Action item: Write out the listing below exactly, beginning at its first line and ending with the line that contains "Q: Estimate the missing entries.".

• • • •
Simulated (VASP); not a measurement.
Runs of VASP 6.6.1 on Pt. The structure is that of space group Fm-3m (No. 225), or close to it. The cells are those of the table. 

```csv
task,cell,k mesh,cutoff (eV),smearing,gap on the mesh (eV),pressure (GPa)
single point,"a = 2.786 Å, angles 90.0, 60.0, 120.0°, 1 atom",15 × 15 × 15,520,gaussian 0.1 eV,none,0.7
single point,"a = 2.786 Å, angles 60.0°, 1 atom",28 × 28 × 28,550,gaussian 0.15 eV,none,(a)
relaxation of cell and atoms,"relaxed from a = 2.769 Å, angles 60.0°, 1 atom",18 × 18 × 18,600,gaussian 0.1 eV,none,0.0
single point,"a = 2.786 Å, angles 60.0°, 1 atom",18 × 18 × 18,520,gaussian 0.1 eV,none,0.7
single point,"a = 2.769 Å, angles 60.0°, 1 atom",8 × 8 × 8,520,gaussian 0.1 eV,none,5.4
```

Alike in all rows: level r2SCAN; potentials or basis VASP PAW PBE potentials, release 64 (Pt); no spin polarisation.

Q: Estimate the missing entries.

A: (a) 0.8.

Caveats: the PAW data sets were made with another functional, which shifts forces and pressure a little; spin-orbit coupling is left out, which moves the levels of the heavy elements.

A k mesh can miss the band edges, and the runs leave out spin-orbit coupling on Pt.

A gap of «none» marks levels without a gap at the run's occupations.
• • • •

Exercise response:
Simulated (VASP); not a measurement.
Runs of VASP 6.6.1 on Pt. The structure is that of space group Fm-3m (No. 225), or close to it. The cells are those of the table. 

```csv
task,cell,k mesh,cutoff (eV),smearing,gap on the mesh (eV),pressure (GPa)
single point,"a = 2.786 Å, angles 90.0, 60.0, 120.0°, 1 atom",15 × 15 × 15,520,gaussian 0.1 eV,none,0.7
single point,"a = 2.786 Å, angles 60.0°, 1 atom",28 × 28 × 28,550,gaussian 0.15 eV,none,(a)
relaxation of cell and atoms,"relaxed from a = 2.769 Å, angles 60.0°, 1 atom",18 × 18 × 18,600,gaussian 0.1 eV,none,0.0
single point,"a = 2.786 Å, angles 60.0°, 1 atom",18 × 18 × 18,520,gaussian 0.1 eV,none,0.7
single point,"a = 2.769 Å, angles 60.0°, 1 atom",8 × 8 × 8,520,gaussian 0.1 eV,none,5.4
```

Alike in all rows: level r2SCAN; potentials or basis VASP PAW PBE potentials, release 64 (Pt); no spin polarisation.

Q: Estimate the missing entries.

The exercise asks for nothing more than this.